━━ EXERCISE DATA
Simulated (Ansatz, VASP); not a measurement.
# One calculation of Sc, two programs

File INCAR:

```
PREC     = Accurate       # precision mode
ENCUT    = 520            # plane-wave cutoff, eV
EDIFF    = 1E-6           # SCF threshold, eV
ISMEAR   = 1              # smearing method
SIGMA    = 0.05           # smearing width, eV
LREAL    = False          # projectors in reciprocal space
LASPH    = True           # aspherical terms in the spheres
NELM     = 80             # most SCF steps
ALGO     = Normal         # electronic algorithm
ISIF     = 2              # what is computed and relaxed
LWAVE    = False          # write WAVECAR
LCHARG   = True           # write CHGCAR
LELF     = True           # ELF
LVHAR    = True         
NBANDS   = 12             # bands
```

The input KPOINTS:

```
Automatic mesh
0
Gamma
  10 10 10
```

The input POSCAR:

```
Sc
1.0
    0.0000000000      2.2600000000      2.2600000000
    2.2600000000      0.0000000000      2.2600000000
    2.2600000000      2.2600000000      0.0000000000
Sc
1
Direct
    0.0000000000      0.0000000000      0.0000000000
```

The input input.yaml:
━━━━

The entire listing is to be printed once more, word for word.

### PROBLEM SOLUTION
Simulated (Ansatz, VASP); not a measurement.
# One calculation of Sc, two programs

File INCAR:

```
PREC     = Accurate       # precision mode
ENCUT    = 520            # plane-wave cutoff, eV
EDIFF    = 1E-6           # SCF threshold, eV
ISMEAR   = 1              # smearing method
SIGMA    = 0.05           # smearing width, eV
LREAL    = False          # projectors in reciprocal space
LASPH    = True           # aspherical terms in the spheres
NELM     = 80             # most SCF steps
ALGO     = Normal         # electronic algorithm
ISIF     = 2              # what is computed and relaxed
LWAVE    = False          # write WAVECAR
LCHARG   = True           # write CHGCAR
LELF     = True           # ELF
LVHAR    = True         
NBANDS   = 12             # bands
```

The input KPOINTS:

```
Automatic mesh
0
Gamma
  10 10 10
```

The input POSCAR:

```
Sc
1.0
    0.0000000000      2.2600000000      2.2600000000
    2.2600000000      0.0000000000      2.2600000000
    2.2600000000      2.2600000000      0.0000000000
Sc
1
Direct
    0.0000000000      0.0000000000      0.0000000000
```

The input input.yaml:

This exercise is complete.